— ASSIGNED TASK —
Copy the records. Keep every line exactly as it is.

(DATASET EXTRACT)

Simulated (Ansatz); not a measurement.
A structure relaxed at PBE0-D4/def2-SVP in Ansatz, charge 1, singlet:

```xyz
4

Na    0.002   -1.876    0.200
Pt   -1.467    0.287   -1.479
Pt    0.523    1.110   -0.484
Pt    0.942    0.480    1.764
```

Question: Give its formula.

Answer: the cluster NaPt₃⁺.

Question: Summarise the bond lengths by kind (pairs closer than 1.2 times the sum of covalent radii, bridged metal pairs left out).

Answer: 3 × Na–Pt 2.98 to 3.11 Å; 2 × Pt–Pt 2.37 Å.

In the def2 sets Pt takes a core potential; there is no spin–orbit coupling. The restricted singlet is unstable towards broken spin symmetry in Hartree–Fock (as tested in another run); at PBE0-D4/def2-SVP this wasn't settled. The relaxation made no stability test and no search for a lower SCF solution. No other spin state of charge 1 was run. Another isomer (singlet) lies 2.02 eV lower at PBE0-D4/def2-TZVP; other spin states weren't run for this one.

(End DATASET EXTRACT)

— TASK ANSWER —
Simulated (Ansatz); not a measurement.
A structure relaxed at PBE0-D4/def2-SVP in Ansatz, charge 1, singlet:

```xyz
4

Na    0.002   -1.876    0.200
Pt   -1.467    0.287   -1.479
Pt    0.523    1.110   -0.484
Pt    0.942    0.480    1.764
```

Question: Give its formula.

Answer: the cluster NaPt₃⁺.

Question: Summarise the bond lengths by kind (pairs closer than 1.2 times the sum of covalent radii, bridged metal pairs left out).

Answer: 3 × Na–Pt 2.98 to 3.11 Å; 2 × Pt–Pt 2.37 Å.

In the def2 sets Pt takes a core potential; there is no spin–orbit coupling. The restricted singlet is unstable towards broken spin symmetry in Hartree–Fock (as tested in another run); at PBE0-D4/def2-SVP this wasn't settled. The relaxation made no stability test and no search for a lower SCF solution. No other spin state of charge 1 was run. Another isomer (singlet) lies 2.02 eV lower at PBE0-D4/def2-TZVP; other spin states weren't run for this one.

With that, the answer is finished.